_RECORD SET_
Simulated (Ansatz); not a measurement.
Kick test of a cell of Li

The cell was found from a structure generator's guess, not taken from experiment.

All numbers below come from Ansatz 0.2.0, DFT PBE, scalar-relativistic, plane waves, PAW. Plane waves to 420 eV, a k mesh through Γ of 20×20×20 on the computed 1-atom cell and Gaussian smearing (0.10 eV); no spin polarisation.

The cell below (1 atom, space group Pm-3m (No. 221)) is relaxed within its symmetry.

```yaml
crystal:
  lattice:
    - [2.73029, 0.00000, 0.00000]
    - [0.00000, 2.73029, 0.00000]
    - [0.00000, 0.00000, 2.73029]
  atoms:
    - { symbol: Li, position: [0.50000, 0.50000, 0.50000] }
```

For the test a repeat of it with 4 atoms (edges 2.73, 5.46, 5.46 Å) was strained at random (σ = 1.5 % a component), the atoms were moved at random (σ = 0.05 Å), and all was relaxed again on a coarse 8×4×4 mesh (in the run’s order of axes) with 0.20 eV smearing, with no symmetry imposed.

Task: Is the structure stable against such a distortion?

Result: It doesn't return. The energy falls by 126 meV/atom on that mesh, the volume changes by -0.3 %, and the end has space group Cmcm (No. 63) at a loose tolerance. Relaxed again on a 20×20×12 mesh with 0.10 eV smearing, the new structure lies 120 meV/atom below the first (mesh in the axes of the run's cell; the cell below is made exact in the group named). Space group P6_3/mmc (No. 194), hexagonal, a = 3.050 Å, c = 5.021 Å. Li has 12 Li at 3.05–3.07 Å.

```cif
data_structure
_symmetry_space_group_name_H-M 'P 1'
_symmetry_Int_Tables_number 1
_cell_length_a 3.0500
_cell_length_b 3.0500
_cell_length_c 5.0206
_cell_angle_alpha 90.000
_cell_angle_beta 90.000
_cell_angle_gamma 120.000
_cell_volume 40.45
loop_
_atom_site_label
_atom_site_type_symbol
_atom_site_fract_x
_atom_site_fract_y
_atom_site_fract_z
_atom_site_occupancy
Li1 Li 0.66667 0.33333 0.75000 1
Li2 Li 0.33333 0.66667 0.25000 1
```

_WORK REQUEST_
Among the entries above, find the line with "Kick test of a cell of Li" and the line with "Task: Is the"; give again exactly these two lines and all lines between them.

_YOUR SOLUTION_
Kick test of a cell of Li

The cell was found from a structure generator's guess, not taken from experiment.

All numbers below come from Ansatz 0.2.0, DFT PBE, scalar-relativistic, plane waves, PAW. Plane waves to 420 eV, a k mesh through Γ of 20×20×20 on the computed 1-atom cell and Gaussian smearing (0.10 eV); no spin polarisation.

The cell below (1 atom, space group Pm-3m (No. 221)) is relaxed within its symmetry.

```yaml
crystal:
  lattice:
    - [2.73029, 0.00000, 0.00000]
    - [0.00000, 2.73029, 0.00000]
    - [0.00000, 0.00000, 2.73029]
  atoms:
    - { symbol: Li, position: [0.50000, 0.50000, 0.50000] }
```

For the test a repeat of it with 4 atoms (edges 2.73, 5.46, 5.46 Å) was strained at random (σ = 1.5 % a component), the atoms were moved at random (σ = 0.05 Å), and all was relaxed again on a coarse 8×4×4 mesh (in the run’s order of axes) with 0.20 eV smearing, with no symmetry imposed.

Task: Is the structure stable against such a distortion?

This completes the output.